Listed records ::
· · · ·

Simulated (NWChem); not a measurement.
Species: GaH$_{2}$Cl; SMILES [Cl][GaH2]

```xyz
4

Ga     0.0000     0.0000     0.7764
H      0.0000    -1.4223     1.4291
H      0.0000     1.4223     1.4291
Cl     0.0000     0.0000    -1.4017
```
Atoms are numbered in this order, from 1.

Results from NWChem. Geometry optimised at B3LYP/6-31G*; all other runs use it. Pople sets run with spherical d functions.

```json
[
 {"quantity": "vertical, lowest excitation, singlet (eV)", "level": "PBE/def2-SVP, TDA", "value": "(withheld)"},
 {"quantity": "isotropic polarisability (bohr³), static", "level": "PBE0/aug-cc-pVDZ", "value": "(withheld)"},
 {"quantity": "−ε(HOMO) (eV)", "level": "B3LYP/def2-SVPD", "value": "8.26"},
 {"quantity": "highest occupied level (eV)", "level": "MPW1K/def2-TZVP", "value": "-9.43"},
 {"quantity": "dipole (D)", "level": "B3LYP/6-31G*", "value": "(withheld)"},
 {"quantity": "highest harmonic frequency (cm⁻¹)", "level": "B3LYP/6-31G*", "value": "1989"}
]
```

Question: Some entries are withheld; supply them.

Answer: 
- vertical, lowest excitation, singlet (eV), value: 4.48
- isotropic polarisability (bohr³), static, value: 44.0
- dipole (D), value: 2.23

· · · ·

Assignment ::
Start at the first line of the material. Reproduce every line exactly, ending with the line that holds "Atoms are numbered in this order, from 1.".

Answer space ::
Simulated (NWChem); not a measurement.
Species: GaH$_{2}$Cl; SMILES [Cl][GaH2]

```xyz
4

Ga     0.0000     0.0000     0.7764
H      0.0000    -1.4223     1.4291
H      0.0000     1.4223     1.4291
Cl     0.0000     0.0000    -1.4017
```
Atoms are numbered in this order, from 1.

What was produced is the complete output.